» Work task: Print, exactly as they stand, the lines from the start of the listing to the line containing "- smallest direct", inclusive.

START Source data

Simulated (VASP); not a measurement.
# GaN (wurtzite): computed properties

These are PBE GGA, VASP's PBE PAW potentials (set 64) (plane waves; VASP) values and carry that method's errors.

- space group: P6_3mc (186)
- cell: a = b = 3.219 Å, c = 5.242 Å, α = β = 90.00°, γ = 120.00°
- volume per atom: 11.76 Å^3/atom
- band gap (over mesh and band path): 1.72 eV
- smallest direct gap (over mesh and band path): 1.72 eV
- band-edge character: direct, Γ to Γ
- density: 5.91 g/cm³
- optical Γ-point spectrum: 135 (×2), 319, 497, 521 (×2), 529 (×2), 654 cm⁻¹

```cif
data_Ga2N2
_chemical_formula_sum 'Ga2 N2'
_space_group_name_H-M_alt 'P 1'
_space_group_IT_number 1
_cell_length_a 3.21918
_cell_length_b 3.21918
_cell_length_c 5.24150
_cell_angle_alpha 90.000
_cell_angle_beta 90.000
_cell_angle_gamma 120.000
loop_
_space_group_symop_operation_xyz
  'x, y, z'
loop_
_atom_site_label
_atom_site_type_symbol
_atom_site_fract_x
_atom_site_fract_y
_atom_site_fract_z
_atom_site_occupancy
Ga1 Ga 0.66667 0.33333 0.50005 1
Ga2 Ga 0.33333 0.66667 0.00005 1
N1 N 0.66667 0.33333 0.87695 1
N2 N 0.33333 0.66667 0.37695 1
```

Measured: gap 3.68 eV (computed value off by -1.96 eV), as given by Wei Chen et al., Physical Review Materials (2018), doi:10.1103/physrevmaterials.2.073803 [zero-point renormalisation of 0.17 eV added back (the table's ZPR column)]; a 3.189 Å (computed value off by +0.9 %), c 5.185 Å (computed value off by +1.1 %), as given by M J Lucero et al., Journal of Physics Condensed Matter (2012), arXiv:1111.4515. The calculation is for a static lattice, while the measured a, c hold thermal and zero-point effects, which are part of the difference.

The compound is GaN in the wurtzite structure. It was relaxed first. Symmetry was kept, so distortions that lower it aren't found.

END Source data

» Worked solution:
Simulated (VASP); not a measurement.
# GaN (wurtzite): computed properties

These are PBE GGA, VASP's PBE PAW potentials (set 64) (plane waves; VASP) values and carry that method's errors.

- space group: P6_3mc (186)
- cell: a = b = 3.219 Å, c = 5.242 Å, α = β = 90.00°, γ = 120.00°
- volume per atom: 11.76 Å^3/atom
- band gap (over mesh and band path): 1.72 eV
- smallest direct gap (over mesh and band path): 1.72 eV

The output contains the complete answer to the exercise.